*** Opening GIVEN ENTRIES ***

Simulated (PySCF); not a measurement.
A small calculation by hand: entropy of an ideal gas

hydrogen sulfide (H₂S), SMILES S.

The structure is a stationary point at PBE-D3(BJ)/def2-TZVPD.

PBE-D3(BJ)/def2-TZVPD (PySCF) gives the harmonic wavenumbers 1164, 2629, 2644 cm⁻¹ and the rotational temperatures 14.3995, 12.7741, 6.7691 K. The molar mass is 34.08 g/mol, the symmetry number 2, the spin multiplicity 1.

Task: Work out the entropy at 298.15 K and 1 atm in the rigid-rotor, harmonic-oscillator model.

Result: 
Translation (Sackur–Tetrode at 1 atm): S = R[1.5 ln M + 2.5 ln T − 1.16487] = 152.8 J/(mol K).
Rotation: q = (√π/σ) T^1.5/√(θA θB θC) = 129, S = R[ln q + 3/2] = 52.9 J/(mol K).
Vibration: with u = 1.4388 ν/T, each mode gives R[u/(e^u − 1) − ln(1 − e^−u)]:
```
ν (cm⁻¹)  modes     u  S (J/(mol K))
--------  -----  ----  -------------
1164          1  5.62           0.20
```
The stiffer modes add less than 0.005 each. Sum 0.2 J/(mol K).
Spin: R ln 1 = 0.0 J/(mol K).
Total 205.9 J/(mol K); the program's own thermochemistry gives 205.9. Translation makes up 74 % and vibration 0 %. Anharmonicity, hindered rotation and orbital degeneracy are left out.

*** Closing GIVEN ENTRIES ***

■ REQUIREMENT ■
Exact duplication is required for the lines above, from the line that contains "Rotation: q = (√π/σ)" to the line that contains "Spin: R ln 1 = 0.0 J/(mol K).", inclusive; omit all others.

■ ANSWER SPACE ■
Rotation: q = (√π/σ) T^1.5/√(θA θB θC) = 129, S = R[ln q + 3/2] = 52.9 J/(mol K).
Vibration: with u = 1.4388 ν/T, each mode gives R[u/(e^u − 1) − ln(1 − e^−u)]:
```
ν (cm⁻¹)  modes     u  S (J/(mol K))
--------  -----  ----  -------------
1164          1  5.62           0.20
```
The stiffer modes add less than 0.005 each. Sum 0.2 J/(mol K).
Spin: R ln 1 = 0.0 J/(mol K).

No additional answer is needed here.